◆ **Required action**
A word-for-word transcription of the records is required.

◆ **Recorded data**
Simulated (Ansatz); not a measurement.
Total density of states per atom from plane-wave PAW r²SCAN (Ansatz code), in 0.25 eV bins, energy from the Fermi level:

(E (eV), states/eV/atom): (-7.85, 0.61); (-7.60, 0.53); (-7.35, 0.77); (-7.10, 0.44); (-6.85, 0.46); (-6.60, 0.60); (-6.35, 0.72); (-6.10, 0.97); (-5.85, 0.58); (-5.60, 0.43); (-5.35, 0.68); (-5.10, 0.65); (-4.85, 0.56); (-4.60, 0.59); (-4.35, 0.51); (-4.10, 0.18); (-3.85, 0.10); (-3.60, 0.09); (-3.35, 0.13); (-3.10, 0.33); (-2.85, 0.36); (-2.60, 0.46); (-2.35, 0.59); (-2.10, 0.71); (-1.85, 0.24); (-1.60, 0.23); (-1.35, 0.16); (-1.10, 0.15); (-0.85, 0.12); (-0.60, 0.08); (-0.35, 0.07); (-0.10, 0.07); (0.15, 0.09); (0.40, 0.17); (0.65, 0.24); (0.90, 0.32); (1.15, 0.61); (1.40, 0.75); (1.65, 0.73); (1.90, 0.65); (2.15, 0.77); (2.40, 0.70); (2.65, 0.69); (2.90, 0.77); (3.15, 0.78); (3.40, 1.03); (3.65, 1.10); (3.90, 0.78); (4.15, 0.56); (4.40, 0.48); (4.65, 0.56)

◆ **Worked solution**
Simulated (Ansatz); not a measurement.
Total density of states per atom from plane-wave PAW r²SCAN (Ansatz code), in 0.25 eV bins, energy from the Fermi level:

(E (eV), states/eV/atom): (-7.85, 0.61); (-7.60, 0.53); (-7.35, 0.77); (-7.10, 0.44); (-6.85, 0.46); (-6.60, 0.60); (-6.35, 0.72); (-6.10, 0.97); (-5.85, 0.58); (-5.60, 0.43); (-5.35, 0.68); (-5.10, 0.65); (-4.85, 0.56); (-4.60, 0.59); (-4.35, 0.51); (-4.10, 0.18); (-3.85, 0.10); (-3.60, 0.09); (-3.35, 0.13); (-3.10, 0.33); (-2.85, 0.36); (-2.60, 0.46); (-2.35, 0.59); (-2.10, 0.71); (-1.85, 0.24); (-1.60, 0.23); (-1.35, 0.16); (-1.10, 0.15); (-0.85, 0.12); (-0.60, 0.08); (-0.35, 0.07); (-0.10, 0.07); (0.15, 0.09); (0.40, 0.17); (0.65, 0.24); (0.90, 0.32); (1.15, 0.61); (1.40, 0.75); (1.65, 0.73); (1.90, 0.65); (2.15, 0.77); (2.40, 0.70); (2.65, 0.69); (2.90, 0.77); (3.15, 0.78); (3.40, 1.03); (3.65, 1.10); (3.90, 0.78); (4.15, 0.56); (4.40, 0.48); (4.65, 0.56)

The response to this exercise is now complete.